Work request ▸ Repeat every entry exactly as it appears.

[Provided records]
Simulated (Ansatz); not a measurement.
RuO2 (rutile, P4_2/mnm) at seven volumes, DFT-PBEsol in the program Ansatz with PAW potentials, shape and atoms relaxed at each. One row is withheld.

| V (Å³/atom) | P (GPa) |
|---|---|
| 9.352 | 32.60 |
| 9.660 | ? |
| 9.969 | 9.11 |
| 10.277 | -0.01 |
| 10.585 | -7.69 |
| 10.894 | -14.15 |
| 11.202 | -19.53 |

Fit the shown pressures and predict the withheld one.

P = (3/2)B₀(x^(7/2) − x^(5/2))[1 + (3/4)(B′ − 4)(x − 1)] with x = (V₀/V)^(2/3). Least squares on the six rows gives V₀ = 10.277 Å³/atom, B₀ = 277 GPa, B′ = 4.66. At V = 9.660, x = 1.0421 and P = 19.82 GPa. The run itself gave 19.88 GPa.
[/Provided records]

Written solution ▸
Simulated (Ansatz); not a measurement.
RuO2 (rutile, P4_2/mnm) at seven volumes, DFT-PBEsol in the program Ansatz with PAW potentials, shape and atoms relaxed at each. One row is withheld.

| V (Å³/atom) | P (GPa) |
|---|---|
| 9.352 | 32.60 |
| 9.660 | ? |
| 9.969 | 9.11 |
| 10.277 | -0.01 |
| 10.585 | -7.69 |
| 10.894 | -14.15 |
| 11.202 | -19.53 |

Fit the shown pressures and predict the withheld one.

P = (3/2)B₀(x^(7/2) − x^(5/2))[1 + (3/4)(B′ − 4)(x − 1)] with x = (V₀/V)^(2/3). Least squares on the six rows gives V₀ = 10.277 Å³/atom, B₀ = 277 GPa, B′ = 4.66. At V = 9.660, x = 1.0421 and P = 19.82 GPa. The run itself gave 19.88 GPa.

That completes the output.